● **ACTIVITY**: Line by line, retype the material below exactly, from its first line up to and including the one holding "H15, H16 on C6)".

● **DATA UNDER STUDY**:
((
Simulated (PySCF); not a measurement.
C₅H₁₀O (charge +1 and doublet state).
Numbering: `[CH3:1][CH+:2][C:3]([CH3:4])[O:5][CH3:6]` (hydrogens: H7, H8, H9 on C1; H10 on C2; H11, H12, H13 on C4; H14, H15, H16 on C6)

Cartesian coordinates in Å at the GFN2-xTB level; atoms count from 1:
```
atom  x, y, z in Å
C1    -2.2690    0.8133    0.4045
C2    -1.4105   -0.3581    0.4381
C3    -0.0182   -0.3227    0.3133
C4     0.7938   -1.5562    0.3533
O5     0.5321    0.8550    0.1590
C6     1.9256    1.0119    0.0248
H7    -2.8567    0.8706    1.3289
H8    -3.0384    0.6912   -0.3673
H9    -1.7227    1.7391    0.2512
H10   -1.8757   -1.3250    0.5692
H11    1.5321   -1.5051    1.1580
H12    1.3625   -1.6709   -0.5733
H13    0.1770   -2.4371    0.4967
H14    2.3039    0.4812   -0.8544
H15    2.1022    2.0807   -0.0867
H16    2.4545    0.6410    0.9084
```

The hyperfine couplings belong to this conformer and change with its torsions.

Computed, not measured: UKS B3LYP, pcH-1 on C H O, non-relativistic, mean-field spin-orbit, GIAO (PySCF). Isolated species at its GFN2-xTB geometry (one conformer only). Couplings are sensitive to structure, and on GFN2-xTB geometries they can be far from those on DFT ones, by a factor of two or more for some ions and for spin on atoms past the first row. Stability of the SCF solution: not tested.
))

● **RESPONSE BOX**:
Simulated (PySCF); not a measurement.
C₅H₁₀O (charge +1 and doublet state).
Numbering: `[CH3:1][CH+:2][C:3]([CH3:4])[O:5][CH3:6]` (hydrogens: H7, H8, H9 on C1; H10 on C2; H11, H12, H13 on C4; H14, H15, H16 on C6)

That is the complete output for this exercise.